Activity: Could you print each of the records below exactly?

━━━━━━━━

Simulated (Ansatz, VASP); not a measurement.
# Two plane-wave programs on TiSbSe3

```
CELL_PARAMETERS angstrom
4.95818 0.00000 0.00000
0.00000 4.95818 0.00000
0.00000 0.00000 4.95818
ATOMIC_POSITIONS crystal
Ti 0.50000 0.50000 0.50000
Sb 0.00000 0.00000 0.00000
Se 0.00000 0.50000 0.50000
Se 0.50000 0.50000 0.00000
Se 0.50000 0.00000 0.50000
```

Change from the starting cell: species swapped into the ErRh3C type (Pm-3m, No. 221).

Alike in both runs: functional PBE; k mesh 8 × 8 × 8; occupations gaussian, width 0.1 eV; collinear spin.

━━━━━━━━

Exercise output:
Simulated (Ansatz, VASP); not a measurement.
# Two plane-wave programs on TiSbSe3

```
CELL_PARAMETERS angstrom
4.95818 0.00000 0.00000
0.00000 4.95818 0.00000
0.00000 0.00000 4.95818
ATOMIC_POSITIONS crystal
Ti 0.50000 0.50000 0.50000
Sb 0.00000 0.00000 0.00000
Se 0.00000 0.50000 0.50000
Se 0.50000 0.50000 0.00000
Se 0.50000 0.00000 0.50000
```

Change from the starting cell: species swapped into the ErRh3C type (Pm-3m, No. 221).

Alike in both runs: functional PBE; k mesh 8 × 8 × 8; occupations gaussian, width 0.1 eV; collinear spin.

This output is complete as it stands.